• _Information_
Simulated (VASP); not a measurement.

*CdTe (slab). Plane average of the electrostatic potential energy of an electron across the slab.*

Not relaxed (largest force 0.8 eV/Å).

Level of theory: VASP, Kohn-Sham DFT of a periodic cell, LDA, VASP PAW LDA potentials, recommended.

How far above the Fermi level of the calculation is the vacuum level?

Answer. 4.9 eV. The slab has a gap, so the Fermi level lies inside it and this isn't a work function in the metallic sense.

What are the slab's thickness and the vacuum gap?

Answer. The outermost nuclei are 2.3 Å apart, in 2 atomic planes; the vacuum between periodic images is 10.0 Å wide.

• _Work item_
Set down the whole of the material again, exactly.

• _Reply_
Simulated (VASP); not a measurement.

*CdTe (slab). Plane average of the electrostatic potential energy of an electron across the slab.*

Not relaxed (largest force 0.8 eV/Å).

Level of theory: VASP, Kohn-Sham DFT of a periodic cell, LDA, VASP PAW LDA potentials, recommended.

How far above the Fermi level of the calculation is the vacuum level?

Answer. 4.9 eV. The slab has a gap, so the Fermi level lies inside it and this isn't a work function in the metallic sense.

What are the slab's thickness and the vacuum gap?

Answer. The outermost nuclei are 2.3 Å apart, in 2 atomic planes; the vacuum between periodic images is 10.0 Å wide.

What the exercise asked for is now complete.